PROVIDED MATERIAL:
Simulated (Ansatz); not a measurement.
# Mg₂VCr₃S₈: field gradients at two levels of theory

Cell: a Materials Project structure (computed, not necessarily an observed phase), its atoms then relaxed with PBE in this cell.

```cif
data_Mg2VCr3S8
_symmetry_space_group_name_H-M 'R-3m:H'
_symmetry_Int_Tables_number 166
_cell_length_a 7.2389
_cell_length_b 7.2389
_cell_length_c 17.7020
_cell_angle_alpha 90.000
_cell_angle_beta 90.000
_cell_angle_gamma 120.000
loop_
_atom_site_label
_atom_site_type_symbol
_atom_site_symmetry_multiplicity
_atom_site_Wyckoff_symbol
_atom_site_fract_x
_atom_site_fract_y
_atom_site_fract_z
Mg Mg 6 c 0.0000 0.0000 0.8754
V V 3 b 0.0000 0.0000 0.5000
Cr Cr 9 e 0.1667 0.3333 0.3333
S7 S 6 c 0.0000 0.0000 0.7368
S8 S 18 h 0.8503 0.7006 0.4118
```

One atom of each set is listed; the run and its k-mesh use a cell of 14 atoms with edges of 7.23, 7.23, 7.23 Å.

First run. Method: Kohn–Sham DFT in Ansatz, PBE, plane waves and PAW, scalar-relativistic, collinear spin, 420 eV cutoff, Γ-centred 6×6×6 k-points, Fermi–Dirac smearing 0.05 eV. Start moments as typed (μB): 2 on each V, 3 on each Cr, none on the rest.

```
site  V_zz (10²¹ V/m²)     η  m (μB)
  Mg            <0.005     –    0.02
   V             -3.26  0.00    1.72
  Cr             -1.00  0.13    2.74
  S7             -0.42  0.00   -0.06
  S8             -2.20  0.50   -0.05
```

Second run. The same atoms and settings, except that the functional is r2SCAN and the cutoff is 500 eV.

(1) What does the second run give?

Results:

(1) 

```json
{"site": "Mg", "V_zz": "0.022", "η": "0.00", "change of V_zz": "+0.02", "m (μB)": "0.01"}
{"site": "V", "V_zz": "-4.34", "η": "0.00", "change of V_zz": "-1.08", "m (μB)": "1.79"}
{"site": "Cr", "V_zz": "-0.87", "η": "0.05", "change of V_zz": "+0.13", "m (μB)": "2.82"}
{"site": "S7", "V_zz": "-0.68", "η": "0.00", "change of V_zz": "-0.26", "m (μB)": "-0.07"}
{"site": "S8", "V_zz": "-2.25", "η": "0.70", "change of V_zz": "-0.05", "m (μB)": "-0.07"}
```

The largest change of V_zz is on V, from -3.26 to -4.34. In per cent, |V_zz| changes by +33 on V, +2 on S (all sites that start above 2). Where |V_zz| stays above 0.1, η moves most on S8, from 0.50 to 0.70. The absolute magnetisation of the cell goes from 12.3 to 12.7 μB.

TASK ITEM:
Each line from the first line of the listing through the line with "One atom of" must be output exactly, both ends included, and no other line may appear.

YOUR SOLUTION:
Simulated (Ansatz); not a measurement.
# Mg₂VCr₃S₈: field gradients at two levels of theory

Cell: a Materials Project structure (computed, not necessarily an observed phase), its atoms then relaxed with PBE in this cell.

```cif
data_Mg2VCr3S8
_symmetry_space_group_name_H-M 'R-3m:H'
_symmetry_Int_Tables_number 166
_cell_length_a 7.2389
_cell_length_b 7.2389
_cell_length_c 17.7020
_cell_angle_alpha 90.000
_cell_angle_beta 90.000
_cell_angle_gamma 120.000
loop_
_atom_site_label
_atom_site_type_symbol
_atom_site_symmetry_multiplicity
_atom_site_Wyckoff_symbol
_atom_site_fract_x
_atom_site_fract_y
_atom_site_fract_z
Mg Mg 6 c 0.0000 0.0000 0.8754
V V 3 b 0.0000 0.0000 0.5000
Cr Cr 9 e 0.1667 0.3333 0.3333
S7 S 6 c 0.0000 0.0000 0.7368
S8 S 18 h 0.8503 0.7006 0.4118
```

One atom of each set is listed; the run and its k-mesh use a cell of 14 atoms with edges of 7.23, 7.23, 7.23 Å.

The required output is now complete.